Action item - Retype, exactly as they appear below, the lines between the line holding "Note: cell and" and the line holding "Computed values are for the static lattice.", both ends included.

Input data -
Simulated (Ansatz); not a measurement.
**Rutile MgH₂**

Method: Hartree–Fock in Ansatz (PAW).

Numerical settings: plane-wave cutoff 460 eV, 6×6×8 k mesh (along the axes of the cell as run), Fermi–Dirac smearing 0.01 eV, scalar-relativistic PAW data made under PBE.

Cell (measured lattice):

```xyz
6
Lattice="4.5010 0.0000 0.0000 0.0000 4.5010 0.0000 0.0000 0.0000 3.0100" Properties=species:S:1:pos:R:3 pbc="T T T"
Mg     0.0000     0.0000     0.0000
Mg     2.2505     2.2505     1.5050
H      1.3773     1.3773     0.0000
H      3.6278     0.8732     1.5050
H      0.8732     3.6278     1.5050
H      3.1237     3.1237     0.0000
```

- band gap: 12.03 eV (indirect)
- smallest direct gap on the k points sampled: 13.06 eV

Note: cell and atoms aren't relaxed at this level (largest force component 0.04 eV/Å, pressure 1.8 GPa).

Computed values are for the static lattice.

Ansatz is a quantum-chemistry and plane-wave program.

Your solution -
Note: cell and atoms aren't relaxed at this level (largest force component 0.04 eV/Å, pressure 1.8 GPa).

Computed values are for the static lattice.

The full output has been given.